Brief
Could you print exactly the lines of the listing below, starting at the line that has "correction | no |" and ending at the line that has "The input as", and only those lines?

Start of Block

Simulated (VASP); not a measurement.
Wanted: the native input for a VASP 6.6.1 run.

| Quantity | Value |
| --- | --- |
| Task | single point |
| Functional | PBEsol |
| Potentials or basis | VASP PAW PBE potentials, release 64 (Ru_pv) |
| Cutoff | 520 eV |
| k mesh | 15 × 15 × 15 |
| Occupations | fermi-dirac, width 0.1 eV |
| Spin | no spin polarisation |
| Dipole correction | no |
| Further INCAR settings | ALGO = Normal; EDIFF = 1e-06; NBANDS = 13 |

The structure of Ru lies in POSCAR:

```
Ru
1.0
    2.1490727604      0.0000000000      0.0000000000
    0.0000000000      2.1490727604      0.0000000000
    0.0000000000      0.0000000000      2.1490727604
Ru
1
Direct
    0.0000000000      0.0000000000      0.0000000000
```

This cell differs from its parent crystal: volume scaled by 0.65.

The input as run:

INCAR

End of Block

Written reply
| Dipole correction | no |
| Further INCAR settings | ALGO = Normal; EDIFF = 1e-06; NBANDS = 13 |

The structure of Ru lies in POSCAR:

```
Ru
1.0
    2.1490727604      0.0000000000      0.0000000000
    0.0000000000      2.1490727604      0.0000000000
    0.0000000000      0.0000000000      2.1490727604
Ru
1
Direct
    0.0000000000      0.0000000000      0.0000000000
```

This cell differs from its parent crystal: volume scaled by 0.65.

The input as run:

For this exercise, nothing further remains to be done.